* Data:
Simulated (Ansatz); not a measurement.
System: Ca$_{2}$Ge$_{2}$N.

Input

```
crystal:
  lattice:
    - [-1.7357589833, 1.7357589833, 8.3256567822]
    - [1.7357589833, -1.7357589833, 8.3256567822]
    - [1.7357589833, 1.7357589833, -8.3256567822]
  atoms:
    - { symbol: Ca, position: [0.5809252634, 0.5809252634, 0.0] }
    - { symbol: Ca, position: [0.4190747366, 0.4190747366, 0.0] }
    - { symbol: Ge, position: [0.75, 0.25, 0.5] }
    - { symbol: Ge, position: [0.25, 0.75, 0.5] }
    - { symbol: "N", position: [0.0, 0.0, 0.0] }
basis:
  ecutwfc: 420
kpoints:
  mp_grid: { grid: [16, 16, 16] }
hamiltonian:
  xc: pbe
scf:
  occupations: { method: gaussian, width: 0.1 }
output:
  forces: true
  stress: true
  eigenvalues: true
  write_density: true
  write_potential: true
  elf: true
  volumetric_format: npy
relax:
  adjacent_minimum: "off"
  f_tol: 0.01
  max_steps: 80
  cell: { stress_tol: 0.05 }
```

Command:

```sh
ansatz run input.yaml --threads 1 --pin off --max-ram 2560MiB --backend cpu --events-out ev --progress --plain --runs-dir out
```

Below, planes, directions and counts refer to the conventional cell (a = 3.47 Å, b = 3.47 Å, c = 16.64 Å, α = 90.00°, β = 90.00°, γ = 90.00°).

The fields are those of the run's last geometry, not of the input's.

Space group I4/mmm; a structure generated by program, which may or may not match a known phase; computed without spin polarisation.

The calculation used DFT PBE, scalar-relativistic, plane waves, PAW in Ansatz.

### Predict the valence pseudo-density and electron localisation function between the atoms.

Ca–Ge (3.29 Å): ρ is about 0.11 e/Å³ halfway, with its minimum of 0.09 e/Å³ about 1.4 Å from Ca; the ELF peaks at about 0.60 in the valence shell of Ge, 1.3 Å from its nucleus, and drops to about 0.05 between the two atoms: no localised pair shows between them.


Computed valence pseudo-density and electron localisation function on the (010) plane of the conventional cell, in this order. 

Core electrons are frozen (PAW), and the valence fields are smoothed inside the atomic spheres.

* Brief: Everything from the line containing "The fields are" through the line containing "Computed valence pseudo-density" in the material above should be retyped exactly, both ends included, and nothing more.

* Exercise answer:
The fields are those of the run's last geometry, not of the input's.

Space group I4/mmm; a structure generated by program, which may or may not match a known phase; computed without spin polarisation.

The calculation used DFT PBE, scalar-relativistic, plane waves, PAW in Ansatz.

### Predict the valence pseudo-density and electron localisation function between the atoms.

Ca–Ge (3.29 Å): ρ is about 0.11 e/Å³ halfway, with its minimum of 0.09 e/Å³ about 1.4 Å from Ca; the ELF peaks at about 0.60 in the valence shell of Ge, 1.3 Å from its nucleus, and drops to about 0.05 between the two atoms: no localised pair shows between them.


Computed valence pseudo-density and electron localisation function on the (010) plane of the conventional cell, in this order. 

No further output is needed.